◆ ◆ ◆

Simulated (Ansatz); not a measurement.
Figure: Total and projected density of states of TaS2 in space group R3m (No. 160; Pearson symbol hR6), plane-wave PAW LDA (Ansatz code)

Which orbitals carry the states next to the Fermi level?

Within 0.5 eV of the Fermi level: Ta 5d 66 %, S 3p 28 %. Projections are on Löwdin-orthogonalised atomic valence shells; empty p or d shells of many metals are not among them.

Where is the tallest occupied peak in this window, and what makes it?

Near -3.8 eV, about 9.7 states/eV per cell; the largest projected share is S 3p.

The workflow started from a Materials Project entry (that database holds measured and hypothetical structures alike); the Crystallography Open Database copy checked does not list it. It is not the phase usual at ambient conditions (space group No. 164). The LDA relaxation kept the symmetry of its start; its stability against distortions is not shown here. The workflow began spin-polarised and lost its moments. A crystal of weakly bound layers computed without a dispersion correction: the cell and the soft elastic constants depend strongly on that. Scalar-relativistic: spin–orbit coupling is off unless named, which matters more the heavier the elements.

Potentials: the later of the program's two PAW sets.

◆ ◆ ◆

• ASSIGNMENT: Give back exactly the lines from the first line of the records through the line holding "Near -3.8 eV, about", including both of those lines and leaving out all others.

• WORKED SOLUTION:
Simulated (Ansatz); not a measurement.
Figure: Total and projected density of states of TaS2 in space group R3m (No. 160; Pearson symbol hR6), plane-wave PAW LDA (Ansatz code)

Which orbitals carry the states next to the Fermi level?

Within 0.5 eV of the Fermi level: Ta 5d 66 %, S 3p 28 %. Projections are on Löwdin-orthogonalised atomic valence shells; empty p or d shells of many metals are not among them.

Where is the tallest occupied peak in this window, and what makes it?

Near -3.8 eV, about 9.7 states/eV per cell; the largest projected share is S 3p.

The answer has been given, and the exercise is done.